- **REQUIREMENT**: Everything from the first line of the records to the line containing "Question: How long", inclusive, is to be extracted exactly, and nothing more.

- **SOURCE INFORMATION**:
***
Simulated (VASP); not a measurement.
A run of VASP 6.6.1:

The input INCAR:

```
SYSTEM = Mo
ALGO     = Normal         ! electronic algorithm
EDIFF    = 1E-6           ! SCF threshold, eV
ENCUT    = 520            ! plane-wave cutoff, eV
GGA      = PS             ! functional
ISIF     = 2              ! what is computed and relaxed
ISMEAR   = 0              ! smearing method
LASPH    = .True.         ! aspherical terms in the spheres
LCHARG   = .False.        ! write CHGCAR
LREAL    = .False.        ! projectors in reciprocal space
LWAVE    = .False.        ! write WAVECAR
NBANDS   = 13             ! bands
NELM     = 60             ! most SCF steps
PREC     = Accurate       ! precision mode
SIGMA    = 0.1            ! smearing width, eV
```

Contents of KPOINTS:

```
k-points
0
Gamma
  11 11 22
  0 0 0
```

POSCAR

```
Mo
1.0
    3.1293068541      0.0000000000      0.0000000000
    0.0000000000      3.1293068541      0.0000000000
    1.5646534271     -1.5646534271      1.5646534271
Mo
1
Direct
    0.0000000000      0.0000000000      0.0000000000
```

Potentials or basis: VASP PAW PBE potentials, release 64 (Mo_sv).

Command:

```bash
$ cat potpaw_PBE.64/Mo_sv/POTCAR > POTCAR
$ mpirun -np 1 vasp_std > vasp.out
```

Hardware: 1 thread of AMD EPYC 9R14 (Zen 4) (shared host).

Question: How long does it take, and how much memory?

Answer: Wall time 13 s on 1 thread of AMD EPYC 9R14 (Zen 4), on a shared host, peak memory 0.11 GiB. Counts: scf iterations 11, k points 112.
***

- **RESULT**:
Simulated (VASP); not a measurement.
A run of VASP 6.6.1:

The input INCAR:

```
SYSTEM = Mo
ALGO     = Normal         ! electronic algorithm
EDIFF    = 1E-6           ! SCF threshold, eV
ENCUT    = 520            ! plane-wave cutoff, eV
GGA      = PS             ! functional
ISIF     = 2              ! what is computed and relaxed
ISMEAR   = 0              ! smearing method
LASPH    = .True.         ! aspherical terms in the spheres
LCHARG   = .False.        ! write CHGCAR
LREAL    = .False.        ! projectors in reciprocal space
LWAVE    = .False.        ! write WAVECAR
NBANDS   = 13             ! bands
NELM     = 60             ! most SCF steps
PREC     = Accurate       ! precision mode
SIGMA    = 0.1            ! smearing width, eV
```

Contents of KPOINTS:

```
k-points
0
Gamma
  11 11 22
  0 0 0
```

POSCAR

```
Mo
1.0
    3.1293068541      0.0000000000      0.0000000000
    0.0000000000      3.1293068541      0.0000000000
    1.5646534271     -1.5646534271      1.5646534271
Mo
1
Direct
    0.0000000000      0.0000000000      0.0000000000
```

Potentials or basis: VASP PAW PBE potentials, release 64 (Mo_sv).

Command:

```bash
$ cat potpaw_PBE.64/Mo_sv/POTCAR > POTCAR
$ mpirun -np 1 vasp_std > vasp.out
```

Hardware: 1 thread of AMD EPYC 9R14 (Zen 4) (shared host).

Question: How long does it take, and how much memory?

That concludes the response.